• _Assigned task_: Would you extract the whole listing below and retype it exactly?

..........

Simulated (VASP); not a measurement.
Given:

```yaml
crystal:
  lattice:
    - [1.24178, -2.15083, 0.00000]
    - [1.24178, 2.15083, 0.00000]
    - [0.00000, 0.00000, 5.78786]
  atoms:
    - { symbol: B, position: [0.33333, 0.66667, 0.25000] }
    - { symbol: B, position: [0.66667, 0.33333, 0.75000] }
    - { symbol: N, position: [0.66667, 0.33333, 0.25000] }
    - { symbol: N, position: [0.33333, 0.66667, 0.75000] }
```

..........

• _Answer space_:
Simulated (VASP); not a measurement.
Given:

```yaml
crystal:
  lattice:
    - [1.24178, -2.15083, 0.00000]
    - [1.24178, 2.15083, 0.00000]
    - [0.00000, 0.00000, 5.78786]
  atoms:
    - { symbol: B, position: [0.33333, 0.66667, 0.25000] }
    - { symbol: B, position: [0.66667, 0.33333, 0.75000] }
    - { symbol: N, position: [0.66667, 0.33333, 0.25000] }
    - { symbol: N, position: [0.33333, 0.66667, 0.75000] }
```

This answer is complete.